## Excerpted records
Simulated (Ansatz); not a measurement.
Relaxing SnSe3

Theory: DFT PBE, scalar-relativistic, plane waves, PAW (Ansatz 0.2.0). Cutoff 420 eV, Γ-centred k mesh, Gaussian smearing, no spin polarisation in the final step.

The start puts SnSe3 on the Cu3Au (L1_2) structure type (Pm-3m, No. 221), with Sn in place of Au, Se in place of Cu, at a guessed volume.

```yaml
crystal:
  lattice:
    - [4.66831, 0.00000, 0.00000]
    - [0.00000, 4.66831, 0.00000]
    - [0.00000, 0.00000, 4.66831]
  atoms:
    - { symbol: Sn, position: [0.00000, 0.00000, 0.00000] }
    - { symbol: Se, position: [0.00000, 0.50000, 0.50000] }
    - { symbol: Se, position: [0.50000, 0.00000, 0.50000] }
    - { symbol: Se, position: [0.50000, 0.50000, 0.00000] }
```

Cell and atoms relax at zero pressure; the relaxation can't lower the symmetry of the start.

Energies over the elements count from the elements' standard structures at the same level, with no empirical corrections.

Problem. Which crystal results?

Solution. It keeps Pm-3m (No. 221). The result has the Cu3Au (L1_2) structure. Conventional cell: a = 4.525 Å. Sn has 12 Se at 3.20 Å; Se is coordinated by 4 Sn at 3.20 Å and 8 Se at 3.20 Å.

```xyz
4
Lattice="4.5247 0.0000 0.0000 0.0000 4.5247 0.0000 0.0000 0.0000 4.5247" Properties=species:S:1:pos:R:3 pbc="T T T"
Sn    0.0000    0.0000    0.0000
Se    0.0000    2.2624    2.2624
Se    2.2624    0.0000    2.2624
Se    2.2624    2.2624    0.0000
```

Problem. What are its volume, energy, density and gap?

## Assigned task
Print, please, the lines above from the very first through the one that holds "Cell and atoms", both included, word for word and with nothing else.

## Written reply
Simulated (Ansatz); not a measurement.
Relaxing SnSe3

Theory: DFT PBE, scalar-relativistic, plane waves, PAW (Ansatz 0.2.0). Cutoff 420 eV, Γ-centred k mesh, Gaussian smearing, no spin polarisation in the final step.

The start puts SnSe3 on the Cu3Au (L1_2) structure type (Pm-3m, No. 221), with Sn in place of Au, Se in place of Cu, at a guessed volume.

```yaml
crystal:
  lattice:
    - [4.66831, 0.00000, 0.00000]
    - [0.00000, 4.66831, 0.00000]
    - [0.00000, 0.00000, 4.66831]
  atoms:
    - { symbol: Sn, position: [0.00000, 0.00000, 0.00000] }
    - { symbol: Se, position: [0.00000, 0.50000, 0.50000] }
    - { symbol: Se, position: [0.50000, 0.00000, 0.50000] }
    - { symbol: Se, position: [0.50000, 0.50000, 0.00000] }
```

Cell and atoms relax at zero pressure; the relaxation can't lower the symmetry of the start.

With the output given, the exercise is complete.